_Raw data_
- - - - - - -

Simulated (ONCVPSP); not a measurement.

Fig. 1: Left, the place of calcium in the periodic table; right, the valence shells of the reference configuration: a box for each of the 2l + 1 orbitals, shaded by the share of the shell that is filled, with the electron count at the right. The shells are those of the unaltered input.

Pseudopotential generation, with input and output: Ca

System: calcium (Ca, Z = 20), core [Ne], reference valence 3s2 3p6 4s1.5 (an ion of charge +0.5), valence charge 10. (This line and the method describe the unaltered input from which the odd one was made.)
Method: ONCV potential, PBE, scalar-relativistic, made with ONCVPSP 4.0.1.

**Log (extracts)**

- - - - - - -

_Action item_
The answer must be the data above, repeated exactly as it stands.

_Expected answer_
Simulated (ONCVPSP); not a measurement.

Fig. 1: Left, the place of calcium in the periodic table; right, the valence shells of the reference configuration: a box for each of the 2l + 1 orbitals, shaded by the share of the shell that is filled, with the electron count at the right. The shells are those of the unaltered input.

Pseudopotential generation, with input and output: Ca

System: calcium (Ca, Z = 20), core [Ne], reference valence 3s2 3p6 4s1.5 (an ion of charge +0.5), valence charge 10. (This line and the method describe the unaltered input from which the odd one was made.)
Method: ONCV potential, PBE, scalar-relativistic, made with ONCVPSP 4.0.1.

**Log (extracts)**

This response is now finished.